◆ ◆ ◆ ◆ ◆ ◆ ◆

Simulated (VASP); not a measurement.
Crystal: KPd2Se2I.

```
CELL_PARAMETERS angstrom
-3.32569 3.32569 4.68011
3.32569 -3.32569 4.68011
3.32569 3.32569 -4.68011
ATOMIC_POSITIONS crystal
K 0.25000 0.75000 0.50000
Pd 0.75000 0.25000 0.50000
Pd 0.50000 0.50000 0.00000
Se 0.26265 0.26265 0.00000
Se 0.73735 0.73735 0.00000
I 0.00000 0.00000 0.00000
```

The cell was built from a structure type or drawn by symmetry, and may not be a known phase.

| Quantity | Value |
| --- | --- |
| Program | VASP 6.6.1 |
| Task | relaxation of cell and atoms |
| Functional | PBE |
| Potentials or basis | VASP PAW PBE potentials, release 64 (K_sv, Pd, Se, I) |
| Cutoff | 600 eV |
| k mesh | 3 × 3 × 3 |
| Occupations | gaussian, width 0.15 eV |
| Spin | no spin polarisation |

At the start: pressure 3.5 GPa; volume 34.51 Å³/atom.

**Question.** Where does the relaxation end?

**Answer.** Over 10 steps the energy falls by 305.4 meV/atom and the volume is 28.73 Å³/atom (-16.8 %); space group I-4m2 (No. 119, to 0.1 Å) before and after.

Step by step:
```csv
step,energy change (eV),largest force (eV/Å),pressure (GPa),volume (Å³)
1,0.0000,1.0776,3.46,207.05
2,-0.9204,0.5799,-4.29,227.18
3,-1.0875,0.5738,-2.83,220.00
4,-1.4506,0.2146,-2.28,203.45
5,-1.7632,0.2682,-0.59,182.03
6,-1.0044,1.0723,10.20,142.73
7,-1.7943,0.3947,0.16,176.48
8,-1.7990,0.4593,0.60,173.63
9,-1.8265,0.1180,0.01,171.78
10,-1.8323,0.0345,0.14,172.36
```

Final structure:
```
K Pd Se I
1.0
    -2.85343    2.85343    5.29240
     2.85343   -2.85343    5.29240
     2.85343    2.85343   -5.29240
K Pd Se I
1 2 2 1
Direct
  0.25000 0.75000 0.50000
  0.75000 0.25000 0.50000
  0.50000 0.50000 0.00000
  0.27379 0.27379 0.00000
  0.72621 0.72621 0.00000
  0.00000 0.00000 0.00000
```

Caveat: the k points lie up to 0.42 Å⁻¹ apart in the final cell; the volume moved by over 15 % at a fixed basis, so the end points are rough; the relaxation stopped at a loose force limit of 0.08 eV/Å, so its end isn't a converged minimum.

◆ ◆ ◆ ◆ ◆ ◆ ◆

WORK REQUEST: Begin with the line that has "Functional | PBE |" in the listing above and end after the line that has "the relaxation end?"; output those lines exactly.

WRITTEN REPLY:
| Functional | PBE |
| Potentials or basis | VASP PAW PBE potentials, release 64 (K_sv, Pd, Se, I) |
| Cutoff | 600 eV |
| k mesh | 3 × 3 × 3 |
| Occupations | gaussian, width 0.15 eV |
| Spin | no spin polarisation |

At the start: pressure 3.5 GPa; volume 34.51 Å³/atom.

**Question.** Where does the relaxation end?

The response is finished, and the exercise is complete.